Work item ▸ Set down exactly the lines below between the line holding "Solution. (a) 5.93; (b) 0.6; (c) 4.71." and the line holding "Caveats: some runs", inclusive; no other line belongs in the answer.

##### Entries shown
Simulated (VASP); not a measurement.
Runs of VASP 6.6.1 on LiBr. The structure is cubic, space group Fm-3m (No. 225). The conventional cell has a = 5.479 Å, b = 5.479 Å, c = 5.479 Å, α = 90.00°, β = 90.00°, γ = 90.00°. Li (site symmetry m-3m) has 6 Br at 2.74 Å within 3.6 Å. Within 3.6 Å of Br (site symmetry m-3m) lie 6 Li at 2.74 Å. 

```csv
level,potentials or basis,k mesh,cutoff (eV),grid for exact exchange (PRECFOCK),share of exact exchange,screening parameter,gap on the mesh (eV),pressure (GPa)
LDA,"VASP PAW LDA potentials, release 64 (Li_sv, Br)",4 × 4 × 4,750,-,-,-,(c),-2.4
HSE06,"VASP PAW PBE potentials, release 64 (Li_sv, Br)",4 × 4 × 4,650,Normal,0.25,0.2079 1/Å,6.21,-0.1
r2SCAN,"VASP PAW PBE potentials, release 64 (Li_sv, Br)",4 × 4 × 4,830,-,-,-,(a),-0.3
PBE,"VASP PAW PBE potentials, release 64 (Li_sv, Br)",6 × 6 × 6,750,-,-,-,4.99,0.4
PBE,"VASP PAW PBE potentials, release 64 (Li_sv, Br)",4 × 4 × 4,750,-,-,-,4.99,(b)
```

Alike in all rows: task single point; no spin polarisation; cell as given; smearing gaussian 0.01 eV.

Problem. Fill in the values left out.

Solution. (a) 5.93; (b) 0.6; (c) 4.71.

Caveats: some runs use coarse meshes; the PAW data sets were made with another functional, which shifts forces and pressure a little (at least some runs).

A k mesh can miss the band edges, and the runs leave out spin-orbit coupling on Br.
##########

Response box ▸
Solution. (a) 5.93; (b) 0.6; (c) 4.71.

Caveats: some runs use coarse meshes; the PAW data sets were made with another functional, which shifts forces and pressure a little (at least some runs).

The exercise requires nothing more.